___ DATA SECTION
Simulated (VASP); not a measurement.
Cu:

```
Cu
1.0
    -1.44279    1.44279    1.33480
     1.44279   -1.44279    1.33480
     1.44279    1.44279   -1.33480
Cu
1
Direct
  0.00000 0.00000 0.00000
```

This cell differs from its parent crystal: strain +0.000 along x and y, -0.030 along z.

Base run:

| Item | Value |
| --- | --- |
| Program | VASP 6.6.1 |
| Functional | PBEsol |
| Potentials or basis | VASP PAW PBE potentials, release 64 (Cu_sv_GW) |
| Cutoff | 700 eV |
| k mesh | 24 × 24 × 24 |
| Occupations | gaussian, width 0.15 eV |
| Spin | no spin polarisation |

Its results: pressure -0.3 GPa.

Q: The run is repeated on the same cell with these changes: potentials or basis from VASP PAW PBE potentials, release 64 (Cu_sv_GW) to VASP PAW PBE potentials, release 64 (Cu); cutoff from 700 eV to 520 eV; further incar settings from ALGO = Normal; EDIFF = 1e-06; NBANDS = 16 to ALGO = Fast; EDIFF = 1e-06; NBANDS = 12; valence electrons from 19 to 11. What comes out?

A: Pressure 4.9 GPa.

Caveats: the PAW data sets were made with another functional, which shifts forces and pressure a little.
______

#### WORK ITEM
Please print out every entry again, exactly as it reads.

#### TASK ANSWER
Simulated (VASP); not a measurement.
Cu:

```
Cu
1.0
    -1.44279    1.44279    1.33480
     1.44279   -1.44279    1.33480
     1.44279    1.44279   -1.33480
Cu
1
Direct
  0.00000 0.00000 0.00000
```

This cell differs from its parent crystal: strain +0.000 along x and y, -0.030 along z.

Base run:

| Item | Value |
| --- | --- |
| Program | VASP 6.6.1 |
| Functional | PBEsol |
| Potentials or basis | VASP PAW PBE potentials, release 64 (Cu_sv_GW) |
| Cutoff | 700 eV |
| k mesh | 24 × 24 × 24 |
| Occupations | gaussian, width 0.15 eV |
| Spin | no spin polarisation |

Its results: pressure -0.3 GPa.

Q: The run is repeated on the same cell with these changes: potentials or basis from VASP PAW PBE potentials, release 64 (Cu_sv_GW) to VASP PAW PBE potentials, release 64 (Cu); cutoff from 700 eV to 520 eV; further incar settings from ALGO = Normal; EDIFF = 1e-06; NBANDS = 16 to ALGO = Fast; EDIFF = 1e-06; NBANDS = 12; valence electrons from 19 to 11. What comes out?

A: Pressure 4.9 GPa.

Caveats: the PAW data sets were made with another functional, which shifts forces and pressure a little.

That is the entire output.